Information provided section start
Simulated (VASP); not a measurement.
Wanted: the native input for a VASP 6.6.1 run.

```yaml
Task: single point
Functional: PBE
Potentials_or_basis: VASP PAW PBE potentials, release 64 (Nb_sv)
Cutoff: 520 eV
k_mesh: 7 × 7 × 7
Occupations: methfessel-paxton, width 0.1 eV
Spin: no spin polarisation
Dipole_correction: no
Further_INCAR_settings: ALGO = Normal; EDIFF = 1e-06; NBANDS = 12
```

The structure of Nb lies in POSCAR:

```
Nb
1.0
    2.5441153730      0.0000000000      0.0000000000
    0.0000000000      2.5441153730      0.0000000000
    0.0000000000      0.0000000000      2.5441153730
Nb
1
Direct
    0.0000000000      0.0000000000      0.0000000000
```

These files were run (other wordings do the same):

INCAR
Information provided section end

## Assigned task
Write out all the records again, exactly as they appear.

## Answer section
Simulated (VASP); not a measurement.
Wanted: the native input for a VASP 6.6.1 run.

```yaml
Task: single point
Functional: PBE
Potentials_or_basis: VASP PAW PBE potentials, release 64 (Nb_sv)
Cutoff: 520 eV
k_mesh: 7 × 7 × 7
Occupations: methfessel-paxton, width 0.1 eV
Spin: no spin polarisation
Dipole_correction: no
Further_INCAR_settings: ALGO = Normal; EDIFF = 1e-06; NBANDS = 12
```

The structure of Nb lies in POSCAR:

```
Nb
1.0
    2.5441153730      0.0000000000      0.0000000000
    0.0000000000      2.5441153730      0.0000000000
    0.0000000000      0.0000000000      2.5441153730
Nb
1
Direct
    0.0000000000      0.0000000000      0.0000000000
```

These files were run (other wordings do the same):

INCAR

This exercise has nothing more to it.